▶ [Task item]: Exactly as they stand, write out all of the entries again.

------------------------------

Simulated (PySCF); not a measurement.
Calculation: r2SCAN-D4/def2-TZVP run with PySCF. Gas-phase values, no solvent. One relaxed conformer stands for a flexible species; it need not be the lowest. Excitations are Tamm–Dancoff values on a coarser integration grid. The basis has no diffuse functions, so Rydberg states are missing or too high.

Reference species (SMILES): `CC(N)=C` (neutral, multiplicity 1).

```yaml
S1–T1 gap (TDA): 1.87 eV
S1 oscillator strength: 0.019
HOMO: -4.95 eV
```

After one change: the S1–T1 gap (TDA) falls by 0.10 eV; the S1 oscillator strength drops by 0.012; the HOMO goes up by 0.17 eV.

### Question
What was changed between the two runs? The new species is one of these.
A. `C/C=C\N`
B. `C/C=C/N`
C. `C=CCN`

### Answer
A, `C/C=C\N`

------------------------------

▶ [Exercise answer]:
Simulated (PySCF); not a measurement.
Calculation: r2SCAN-D4/def2-TZVP run with PySCF. Gas-phase values, no solvent. One relaxed conformer stands for a flexible species; it need not be the lowest. Excitations are Tamm–Dancoff values on a coarser integration grid. The basis has no diffuse functions, so Rydberg states are missing or too high.

Reference species (SMILES): `CC(N)=C` (neutral, multiplicity 1).

```yaml
S1–T1 gap (TDA): 1.87 eV
S1 oscillator strength: 0.019
HOMO: -4.95 eV
```

After one change: the S1–T1 gap (TDA) falls by 0.10 eV; the S1 oscillator strength drops by 0.012; the HOMO goes up by 0.17 eV.

### Question
What was changed between the two runs? The new species is one of these.
A. `C/C=C\N`
B. `C/C=C/N`
C. `C=CCN`

### Answer
A, `C/C=C\N`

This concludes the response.